WORK TASK: In the material below, find the line containing "The system is NaLiCl2." and the line containing "Where does the relaxation end?", then reproduce exactly both of them and every line between, and nothing else.

### GIVEN ENTRIES

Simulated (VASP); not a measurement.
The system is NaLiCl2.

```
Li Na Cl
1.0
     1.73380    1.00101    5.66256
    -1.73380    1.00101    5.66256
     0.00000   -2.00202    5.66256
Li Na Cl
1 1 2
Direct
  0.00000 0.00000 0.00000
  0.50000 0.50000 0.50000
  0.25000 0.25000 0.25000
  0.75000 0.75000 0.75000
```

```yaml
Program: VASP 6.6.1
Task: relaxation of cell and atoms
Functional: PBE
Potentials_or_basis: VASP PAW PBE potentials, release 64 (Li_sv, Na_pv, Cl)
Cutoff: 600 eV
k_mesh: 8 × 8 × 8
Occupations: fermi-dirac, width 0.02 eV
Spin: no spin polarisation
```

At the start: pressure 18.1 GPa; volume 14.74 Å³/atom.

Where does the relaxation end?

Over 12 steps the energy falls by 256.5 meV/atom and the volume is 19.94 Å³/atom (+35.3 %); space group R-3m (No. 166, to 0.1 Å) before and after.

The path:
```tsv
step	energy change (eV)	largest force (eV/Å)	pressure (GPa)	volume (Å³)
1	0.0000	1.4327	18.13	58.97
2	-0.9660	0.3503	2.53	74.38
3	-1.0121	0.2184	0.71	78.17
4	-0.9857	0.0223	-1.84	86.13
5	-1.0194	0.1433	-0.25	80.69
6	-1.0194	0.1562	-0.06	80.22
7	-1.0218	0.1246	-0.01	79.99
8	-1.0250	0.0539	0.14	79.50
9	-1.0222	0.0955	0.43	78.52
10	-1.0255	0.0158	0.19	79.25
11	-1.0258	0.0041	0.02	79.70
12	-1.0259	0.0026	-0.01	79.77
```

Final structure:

######

ANSWER BOX:
The system is NaLiCl2.

```
Li Na Cl
1.0
     1.73380    1.00101    5.66256
    -1.73380    1.00101    5.66256
     0.00000   -2.00202    5.66256
Li Na Cl
1 1 2
Direct
  0.00000 0.00000 0.00000
  0.50000 0.50000 0.50000
  0.25000 0.25000 0.25000
  0.75000 0.75000 0.75000
```

```yaml
Program: VASP 6.6.1
Task: relaxation of cell and atoms
Functional: PBE
Potentials_or_basis: VASP PAW PBE potentials, release 64 (Li_sv, Na_pv, Cl)
Cutoff: 600 eV
k_mesh: 8 × 8 × 8
Occupations: fermi-dirac, width 0.02 eV
Spin: no spin polarisation
```

At the start: pressure 18.1 GPa; volume 14.74 Å³/atom.

Where does the relaxation end?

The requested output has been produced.